==============================

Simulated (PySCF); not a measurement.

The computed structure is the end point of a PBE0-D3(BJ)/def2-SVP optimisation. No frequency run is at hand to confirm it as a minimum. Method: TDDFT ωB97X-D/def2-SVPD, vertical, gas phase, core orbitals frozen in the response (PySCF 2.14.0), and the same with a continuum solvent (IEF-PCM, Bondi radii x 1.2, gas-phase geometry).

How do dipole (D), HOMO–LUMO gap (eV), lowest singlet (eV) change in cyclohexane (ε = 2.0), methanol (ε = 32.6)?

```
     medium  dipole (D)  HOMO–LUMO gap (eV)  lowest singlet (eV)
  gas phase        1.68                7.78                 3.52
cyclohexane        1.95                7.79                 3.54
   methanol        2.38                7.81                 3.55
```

==============================

WORK TASK →
Begin at the first line of the records above and restate each line word for word, stopping after the line with "The computed structure".

RESPONSE AREA →
Simulated (PySCF); not a measurement.

The computed structure is the end point of a PBE0-D3(BJ)/def2-SVP optimisation. No frequency run is at hand to confirm it as a minimum. Method: TDDFT ωB97X-D/def2-SVPD, vertical, gas phase, core orbitals frozen in the response (PySCF 2.14.0), and the same with a continuum solvent (IEF-PCM, Bondi radii x 1.2, gas-phase geometry).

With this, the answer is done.